From start to end, print the entire listing below exactly.

_ _ _ _ _
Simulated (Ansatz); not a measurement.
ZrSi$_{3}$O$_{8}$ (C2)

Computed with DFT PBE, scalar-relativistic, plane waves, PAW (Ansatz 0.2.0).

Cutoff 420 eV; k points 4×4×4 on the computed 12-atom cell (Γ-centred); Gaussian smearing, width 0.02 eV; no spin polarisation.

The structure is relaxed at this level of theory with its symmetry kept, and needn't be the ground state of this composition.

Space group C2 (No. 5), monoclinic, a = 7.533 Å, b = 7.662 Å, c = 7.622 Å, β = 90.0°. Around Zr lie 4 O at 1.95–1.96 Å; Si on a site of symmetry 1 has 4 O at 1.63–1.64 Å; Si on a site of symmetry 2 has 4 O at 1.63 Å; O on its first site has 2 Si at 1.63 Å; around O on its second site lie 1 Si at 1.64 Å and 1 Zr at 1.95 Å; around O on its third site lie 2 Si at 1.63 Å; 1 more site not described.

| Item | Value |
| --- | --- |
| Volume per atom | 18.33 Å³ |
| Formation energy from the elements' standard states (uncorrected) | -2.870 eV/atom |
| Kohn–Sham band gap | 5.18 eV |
_ _ _ _ _

» **Task response**:
Simulated (Ansatz); not a measurement.
ZrSi$_{3}$O$_{8}$ (C2)

Computed with DFT PBE, scalar-relativistic, plane waves, PAW (Ansatz 0.2.0).

Cutoff 420 eV; k points 4×4×4 on the computed 12-atom cell (Γ-centred); Gaussian smearing, width 0.02 eV; no spin polarisation.

The structure is relaxed at this level of theory with its symmetry kept, and needn't be the ground state of this composition.

Space group C2 (No. 5), monoclinic, a = 7.533 Å, b = 7.662 Å, c = 7.622 Å, β = 90.0°. Around Zr lie 4 O at 1.95–1.96 Å; Si on a site of symmetry 1 has 4 O at 1.63–1.64 Å; Si on a site of symmetry 2 has 4 O at 1.63 Å; O on its first site has 2 Si at 1.63 Å; around O on its second site lie 1 Si at 1.64 Å and 1 Zr at 1.95 Å; around O on its third site lie 2 Si at 1.63 Å; 1 more site not described.

| Item | Value |
| --- | --- |
| Volume per atom | 18.33 Å³ |
| Formation energy from the elements' standard states (uncorrected) | -2.870 eV/atom |
| Kohn–Sham band gap | 5.18 eV |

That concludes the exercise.